Content starts

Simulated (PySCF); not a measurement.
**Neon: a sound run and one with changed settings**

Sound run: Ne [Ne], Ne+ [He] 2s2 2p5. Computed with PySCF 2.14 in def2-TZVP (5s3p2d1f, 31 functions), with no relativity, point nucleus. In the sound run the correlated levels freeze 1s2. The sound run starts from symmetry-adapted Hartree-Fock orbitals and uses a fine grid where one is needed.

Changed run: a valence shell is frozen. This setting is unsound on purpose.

Content ends

Given the listing above, print all of it word for word.

_Answer area_:
Simulated (PySCF); not a measurement.
**Neon: a sound run and one with changed settings**

Sound run: Ne [Ne], Ne+ [He] 2s2 2p5. Computed with PySCF 2.14 in def2-TZVP (5s3p2d1f, 31 functions), with no relativity, point nucleus. In the sound run the correlated levels freeze 1s2. The sound run starts from symmetry-adapted Hartree-Fock orbitals and uses a fine grid where one is needed.

Changed run: a valence shell is frozen. This setting is unsound on purpose.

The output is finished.